**Information given**
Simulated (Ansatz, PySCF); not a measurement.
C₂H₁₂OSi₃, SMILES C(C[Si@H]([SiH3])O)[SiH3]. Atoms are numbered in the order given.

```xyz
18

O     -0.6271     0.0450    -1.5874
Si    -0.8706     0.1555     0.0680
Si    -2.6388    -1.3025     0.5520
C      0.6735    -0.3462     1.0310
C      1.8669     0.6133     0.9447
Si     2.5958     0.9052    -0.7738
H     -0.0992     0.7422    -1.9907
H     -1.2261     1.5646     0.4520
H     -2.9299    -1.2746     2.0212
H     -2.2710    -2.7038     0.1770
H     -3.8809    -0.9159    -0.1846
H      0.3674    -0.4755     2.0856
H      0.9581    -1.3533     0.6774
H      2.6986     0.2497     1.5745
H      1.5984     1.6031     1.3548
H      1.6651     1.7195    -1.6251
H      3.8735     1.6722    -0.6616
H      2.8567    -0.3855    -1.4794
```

**Assignment**
Quote every line of the data, word for word.

**Solution**
Simulated (Ansatz, PySCF); not a measurement.
C₂H₁₂OSi₃, SMILES C(C[Si@H]([SiH3])O)[SiH3]. Atoms are numbered in the order given.

```xyz
18

O     -0.6271     0.0450    -1.5874
Si    -0.8706     0.1555     0.0680
Si    -2.6388    -1.3025     0.5520
C      0.6735    -0.3462     1.0310
C      1.8669     0.6133     0.9447
Si     2.5958     0.9052    -0.7738
H     -0.0992     0.7422    -1.9907
H     -1.2261     1.5646     0.4520
H     -2.9299    -1.2746     2.0212
H     -2.2710    -2.7038     0.1770
H     -3.8809    -0.9159    -0.1846
H      0.3674    -0.4755     2.0856
H      0.9581    -1.3533     0.6774
H      2.6986     0.2497     1.5745
H      1.5984     1.6031     1.3548
H      1.6651     1.7195    -1.6251
H      3.8735     1.6722    -0.6616
H      2.8567    -0.3855    -1.4794
```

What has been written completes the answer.